────────────────────

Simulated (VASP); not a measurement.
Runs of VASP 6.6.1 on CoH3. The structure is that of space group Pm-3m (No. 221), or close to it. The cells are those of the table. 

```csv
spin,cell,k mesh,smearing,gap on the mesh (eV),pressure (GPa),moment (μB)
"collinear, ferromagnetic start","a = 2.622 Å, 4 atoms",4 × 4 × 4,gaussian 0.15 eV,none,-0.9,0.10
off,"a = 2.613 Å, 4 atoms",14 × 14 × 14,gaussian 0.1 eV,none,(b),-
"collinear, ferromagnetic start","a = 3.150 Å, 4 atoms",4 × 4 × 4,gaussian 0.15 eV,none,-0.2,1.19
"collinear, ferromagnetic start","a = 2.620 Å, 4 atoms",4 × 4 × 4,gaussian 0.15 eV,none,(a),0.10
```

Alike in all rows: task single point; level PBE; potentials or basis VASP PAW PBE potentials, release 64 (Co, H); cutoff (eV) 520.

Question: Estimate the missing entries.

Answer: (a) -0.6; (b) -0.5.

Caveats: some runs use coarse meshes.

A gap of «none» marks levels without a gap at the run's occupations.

────────────────────

Could you copy every record above exactly as written?

● ANSWER SPACE:
Simulated (VASP); not a measurement.
Runs of VASP 6.6.1 on CoH3. The structure is that of space group Pm-3m (No. 221), or close to it. The cells are those of the table. 

```csv
spin,cell,k mesh,smearing,gap on the mesh (eV),pressure (GPa),moment (μB)
"collinear, ferromagnetic start","a = 2.622 Å, 4 atoms",4 × 4 × 4,gaussian 0.15 eV,none,-0.9,0.10
off,"a = 2.613 Å, 4 atoms",14 × 14 × 14,gaussian 0.1 eV,none,(b),-
"collinear, ferromagnetic start","a = 3.150 Å, 4 atoms",4 × 4 × 4,gaussian 0.15 eV,none,-0.2,1.19
"collinear, ferromagnetic start","a = 2.620 Å, 4 atoms",4 × 4 × 4,gaussian 0.15 eV,none,(a),0.10
```

Alike in all rows: task single point; level PBE; potentials or basis VASP PAW PBE potentials, release 64 (Co, H); cutoff (eV) 520.

Question: Estimate the missing entries.

Answer: (a) -0.6; (b) -0.5.

Caveats: some runs use coarse meshes.

A gap of «none» marks levels without a gap at the run's occupations.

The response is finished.